> WORK TASK
The required output is every entry, printed exactly as written.

> THE DATA
=======
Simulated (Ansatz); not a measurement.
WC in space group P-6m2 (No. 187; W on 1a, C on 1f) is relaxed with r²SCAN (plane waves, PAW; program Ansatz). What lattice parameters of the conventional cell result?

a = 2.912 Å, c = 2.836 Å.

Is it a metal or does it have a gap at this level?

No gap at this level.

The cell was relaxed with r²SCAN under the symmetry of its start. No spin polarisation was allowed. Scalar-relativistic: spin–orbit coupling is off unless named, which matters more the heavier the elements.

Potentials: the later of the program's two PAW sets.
=======

> EXERCISE OUTPUT
Simulated (Ansatz); not a measurement.
WC in space group P-6m2 (No. 187; W on 1a, C on 1f) is relaxed with r²SCAN (plane waves, PAW; program Ansatz). What lattice parameters of the conventional cell result?

a = 2.912 Å, c = 2.836 Å.

Is it a metal or does it have a gap at this level?

No gap at this level.

The cell was relaxed with r²SCAN under the symmetry of its start. No spin polarisation was allowed. Scalar-relativistic: spin–orbit coupling is off unless named, which matters more the heavier the elements.

Potentials: the later of the program's two PAW sets.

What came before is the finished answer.